Content starts

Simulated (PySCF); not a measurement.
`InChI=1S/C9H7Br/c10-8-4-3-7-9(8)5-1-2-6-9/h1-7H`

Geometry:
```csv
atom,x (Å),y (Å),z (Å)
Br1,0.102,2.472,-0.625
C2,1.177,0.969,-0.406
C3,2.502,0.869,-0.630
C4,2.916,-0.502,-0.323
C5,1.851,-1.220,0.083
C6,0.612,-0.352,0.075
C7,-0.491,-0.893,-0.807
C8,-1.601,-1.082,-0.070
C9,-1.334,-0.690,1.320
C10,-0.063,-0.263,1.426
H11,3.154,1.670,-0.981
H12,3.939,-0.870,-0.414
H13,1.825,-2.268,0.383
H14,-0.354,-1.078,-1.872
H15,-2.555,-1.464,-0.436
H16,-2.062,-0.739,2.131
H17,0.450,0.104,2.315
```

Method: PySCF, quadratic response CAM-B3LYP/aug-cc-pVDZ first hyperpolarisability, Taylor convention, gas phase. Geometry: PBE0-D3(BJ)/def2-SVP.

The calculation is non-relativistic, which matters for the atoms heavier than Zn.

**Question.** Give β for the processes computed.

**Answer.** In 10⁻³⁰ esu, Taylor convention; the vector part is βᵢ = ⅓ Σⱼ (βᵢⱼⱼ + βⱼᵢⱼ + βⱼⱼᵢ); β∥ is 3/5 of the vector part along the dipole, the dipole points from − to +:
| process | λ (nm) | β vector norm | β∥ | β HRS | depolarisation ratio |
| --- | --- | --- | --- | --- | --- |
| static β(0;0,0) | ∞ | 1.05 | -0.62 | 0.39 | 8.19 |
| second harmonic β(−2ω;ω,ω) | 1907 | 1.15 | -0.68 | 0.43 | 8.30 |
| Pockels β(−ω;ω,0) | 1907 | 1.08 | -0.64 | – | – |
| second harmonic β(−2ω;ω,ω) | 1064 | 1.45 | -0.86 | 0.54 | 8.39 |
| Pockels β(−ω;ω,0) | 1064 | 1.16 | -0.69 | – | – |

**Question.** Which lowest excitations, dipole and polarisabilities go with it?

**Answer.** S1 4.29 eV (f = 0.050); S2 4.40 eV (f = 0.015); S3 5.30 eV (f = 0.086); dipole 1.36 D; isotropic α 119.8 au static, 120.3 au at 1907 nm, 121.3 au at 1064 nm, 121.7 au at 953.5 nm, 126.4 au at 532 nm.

Content ends

Copy out the entries above exactly as given, starting at the top and ending with the line containing "the processes computed."; include both and nothing more.

Simulated (PySCF); not a measurement.
`InChI=1S/C9H7Br/c10-8-4-3-7-9(8)5-1-2-6-9/h1-7H`

Geometry:
```csv
atom,x (Å),y (Å),z (Å)
Br1,0.102,2.472,-0.625
C2,1.177,0.969,-0.406
C3,2.502,0.869,-0.630
C4,2.916,-0.502,-0.323
C5,1.851,-1.220,0.083
C6,0.612,-0.352,0.075
C7,-0.491,-0.893,-0.807
C8,-1.601,-1.082,-0.070
C9,-1.334,-0.690,1.320
C10,-0.063,-0.263,1.426
H11,3.154,1.670,-0.981
H12,3.939,-0.870,-0.414
H13,1.825,-2.268,0.383
H14,-0.354,-1.078,-1.872
H15,-2.555,-1.464,-0.436
H16,-2.062,-0.739,2.131
H17,0.450,0.104,2.315
```

Method: PySCF, quadratic response CAM-B3LYP/aug-cc-pVDZ first hyperpolarisability, Taylor convention, gas phase. Geometry: PBE0-D3(BJ)/def2-SVP.

The calculation is non-relativistic, which matters for the atoms heavier than Zn.

**Question.** Give β for the processes computed.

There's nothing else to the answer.